◆ **EXTRACTED ENTRIES**
• • •

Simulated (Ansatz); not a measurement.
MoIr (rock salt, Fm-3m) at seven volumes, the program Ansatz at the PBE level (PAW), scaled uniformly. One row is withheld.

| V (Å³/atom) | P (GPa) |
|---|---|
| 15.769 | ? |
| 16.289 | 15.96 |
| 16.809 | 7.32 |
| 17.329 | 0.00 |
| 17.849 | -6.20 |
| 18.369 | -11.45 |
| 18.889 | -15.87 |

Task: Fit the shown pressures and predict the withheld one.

• • •

◆ **EXERCISE**
Reproduce every record, making sure each one stays exactly the same.

◆ **EXERCISE ANSWER**
Simulated (Ansatz); not a measurement.
MoIr (rock salt, Fm-3m) at seven volumes, the program Ansatz at the PBE level (PAW), scaled uniformly. One row is withheld.

| V (Å³/atom) | P (GPa) |
|---|---|
| 15.769 | ? |
| 16.289 | 15.96 |
| 16.809 | 7.32 |
| 17.329 | 0.00 |
| 17.849 | -6.20 |
| 18.369 | -11.45 |
| 18.889 | -15.87 |

Task: Fit the shown pressures and predict the withheld one.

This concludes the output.